Work item: Set down the data again in full, keeping every line exactly as it is.

——

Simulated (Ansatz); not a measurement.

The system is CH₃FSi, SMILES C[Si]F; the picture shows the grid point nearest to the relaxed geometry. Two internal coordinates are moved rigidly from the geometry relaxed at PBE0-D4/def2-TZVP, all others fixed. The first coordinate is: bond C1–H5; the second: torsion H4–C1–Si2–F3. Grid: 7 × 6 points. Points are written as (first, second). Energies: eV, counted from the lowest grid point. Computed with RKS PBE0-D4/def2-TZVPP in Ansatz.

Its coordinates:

——

Response box:
Simulated (Ansatz); not a measurement.

The system is CH₃FSi, SMILES C[Si]F; the picture shows the grid point nearest to the relaxed geometry. Two internal coordinates are moved rigidly from the geometry relaxed at PBE0-D4/def2-TZVP, all others fixed. The first coordinate is: bond C1–H5; the second: torsion H4–C1–Si2–F3. Grid: 7 × 6 points. Points are written as (first, second). Energies: eV, counted from the lowest grid point. Computed with RKS PBE0-D4/def2-TZVPP in Ansatz.

Its coordinates:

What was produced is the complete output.